• **Work instruction**
Give back the full data character for character.

=======
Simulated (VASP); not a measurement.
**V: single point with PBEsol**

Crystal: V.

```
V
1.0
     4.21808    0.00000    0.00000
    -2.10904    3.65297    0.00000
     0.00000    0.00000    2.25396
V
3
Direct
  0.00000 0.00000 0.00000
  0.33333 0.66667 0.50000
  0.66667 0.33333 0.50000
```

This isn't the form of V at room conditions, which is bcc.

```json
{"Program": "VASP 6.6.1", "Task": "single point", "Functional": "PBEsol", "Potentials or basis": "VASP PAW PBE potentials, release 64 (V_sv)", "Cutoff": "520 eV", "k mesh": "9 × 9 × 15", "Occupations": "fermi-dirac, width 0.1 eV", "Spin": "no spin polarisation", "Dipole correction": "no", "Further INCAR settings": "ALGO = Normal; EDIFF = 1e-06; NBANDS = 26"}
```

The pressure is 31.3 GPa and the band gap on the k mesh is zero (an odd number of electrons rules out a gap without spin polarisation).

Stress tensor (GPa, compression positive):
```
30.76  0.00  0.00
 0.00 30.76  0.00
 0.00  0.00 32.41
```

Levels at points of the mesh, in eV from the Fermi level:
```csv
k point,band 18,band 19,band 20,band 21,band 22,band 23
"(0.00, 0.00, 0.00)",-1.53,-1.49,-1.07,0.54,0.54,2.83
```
=======

• **Response**
Simulated (VASP); not a measurement.
**V: single point with PBEsol**

Crystal: V.

```
V
1.0
     4.21808    0.00000    0.00000
    -2.10904    3.65297    0.00000
     0.00000    0.00000    2.25396
V
3
Direct
  0.00000 0.00000 0.00000
  0.33333 0.66667 0.50000
  0.66667 0.33333 0.50000
```

This isn't the form of V at room conditions, which is bcc.

```json
{"Program": "VASP 6.6.1", "Task": "single point", "Functional": "PBEsol", "Potentials or basis": "VASP PAW PBE potentials, release 64 (V_sv)", "Cutoff": "520 eV", "k mesh": "9 × 9 × 15", "Occupations": "fermi-dirac, width 0.1 eV", "Spin": "no spin polarisation", "Dipole correction": "no", "Further INCAR settings": "ALGO = Normal; EDIFF = 1e-06; NBANDS = 26"}
```

The pressure is 31.3 GPa and the band gap on the k mesh is zero (an odd number of electrons rules out a gap without spin polarisation).

Stress tensor (GPa, compression positive):
```
30.76  0.00  0.00
 0.00 30.76  0.00
 0.00  0.00 32.41
```

Levels at points of the mesh, in eV from the Fermi level:
```csv
k point,band 18,band 19,band 20,band 21,band 22,band 23
"(0.00, 0.00, 0.00)",-1.53,-1.49,-1.07,0.54,0.54,2.83
```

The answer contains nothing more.